### Supplied records
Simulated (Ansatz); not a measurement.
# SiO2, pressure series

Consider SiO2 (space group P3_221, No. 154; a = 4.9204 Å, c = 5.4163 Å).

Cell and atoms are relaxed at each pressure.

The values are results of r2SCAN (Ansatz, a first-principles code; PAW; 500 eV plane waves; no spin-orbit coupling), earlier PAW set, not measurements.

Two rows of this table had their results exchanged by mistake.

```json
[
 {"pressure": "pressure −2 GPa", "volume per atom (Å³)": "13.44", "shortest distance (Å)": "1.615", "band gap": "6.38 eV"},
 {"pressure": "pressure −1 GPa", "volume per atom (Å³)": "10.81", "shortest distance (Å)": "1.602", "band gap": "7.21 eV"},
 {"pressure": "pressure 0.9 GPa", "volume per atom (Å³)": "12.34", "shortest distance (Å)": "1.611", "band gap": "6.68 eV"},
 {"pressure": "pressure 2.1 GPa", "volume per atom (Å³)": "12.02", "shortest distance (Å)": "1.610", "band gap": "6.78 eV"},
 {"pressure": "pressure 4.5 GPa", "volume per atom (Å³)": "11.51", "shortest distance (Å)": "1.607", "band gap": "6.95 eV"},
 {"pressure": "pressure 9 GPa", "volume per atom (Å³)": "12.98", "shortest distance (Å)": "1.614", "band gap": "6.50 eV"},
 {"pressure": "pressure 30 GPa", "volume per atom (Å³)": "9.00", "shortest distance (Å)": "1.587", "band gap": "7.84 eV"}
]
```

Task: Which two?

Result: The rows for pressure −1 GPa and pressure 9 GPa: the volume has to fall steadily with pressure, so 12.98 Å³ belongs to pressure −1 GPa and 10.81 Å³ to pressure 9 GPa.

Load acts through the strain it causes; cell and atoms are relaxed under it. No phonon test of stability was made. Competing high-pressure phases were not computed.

### Work order
Reproduce, exactly as they stand in the data above, the lines from the one that holds "Task: Which two?" to the one that holds "Result: The rows", inclusive.

### Exercise answer
Task: Which two?

Result: The rows for pressure −1 GPa and pressure 9 GPa: the volume has to fall steadily with pressure, so 12.98 Å³ belongs to pressure −1 GPa and 10.81 Å³ to pressure 9 GPa.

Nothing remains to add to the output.